Work order: Take the entries below and print only the lines from the one with "(3) And the" through the one with "(2) Yes: the", exactly as they stand, both ends included.

Given data:
****
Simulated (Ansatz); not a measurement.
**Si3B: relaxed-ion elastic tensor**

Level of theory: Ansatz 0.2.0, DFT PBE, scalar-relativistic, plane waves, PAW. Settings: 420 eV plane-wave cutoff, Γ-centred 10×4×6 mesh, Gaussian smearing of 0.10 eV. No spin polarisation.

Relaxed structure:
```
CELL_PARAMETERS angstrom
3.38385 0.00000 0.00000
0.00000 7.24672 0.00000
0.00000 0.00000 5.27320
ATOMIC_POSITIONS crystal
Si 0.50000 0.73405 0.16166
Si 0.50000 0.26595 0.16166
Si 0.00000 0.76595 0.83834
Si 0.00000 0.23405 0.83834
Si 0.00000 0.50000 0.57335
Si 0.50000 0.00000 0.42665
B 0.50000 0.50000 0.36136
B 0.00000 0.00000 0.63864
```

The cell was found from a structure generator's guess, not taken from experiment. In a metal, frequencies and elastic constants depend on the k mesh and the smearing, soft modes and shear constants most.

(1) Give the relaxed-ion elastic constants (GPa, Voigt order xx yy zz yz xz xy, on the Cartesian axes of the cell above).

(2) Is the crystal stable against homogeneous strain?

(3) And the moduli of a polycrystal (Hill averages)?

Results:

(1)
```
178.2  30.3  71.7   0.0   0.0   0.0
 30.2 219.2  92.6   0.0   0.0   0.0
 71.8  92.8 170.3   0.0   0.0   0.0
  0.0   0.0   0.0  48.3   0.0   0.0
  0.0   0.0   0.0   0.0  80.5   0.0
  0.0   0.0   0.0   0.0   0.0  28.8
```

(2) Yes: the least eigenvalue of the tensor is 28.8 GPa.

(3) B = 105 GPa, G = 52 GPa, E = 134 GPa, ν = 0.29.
****

Written solution:
(3) And the moduli of a polycrystal (Hill averages)?

Results:

(1)
```
178.2  30.3  71.7   0.0   0.0   0.0
 30.2 219.2  92.6   0.0   0.0   0.0
 71.8  92.8 170.3   0.0   0.0   0.0
  0.0   0.0   0.0  48.3   0.0   0.0
  0.0   0.0   0.0   0.0  80.5   0.0
  0.0   0.0   0.0   0.0   0.0  28.8
```

(2) Yes: the least eigenvalue of the tensor is 28.8 GPa.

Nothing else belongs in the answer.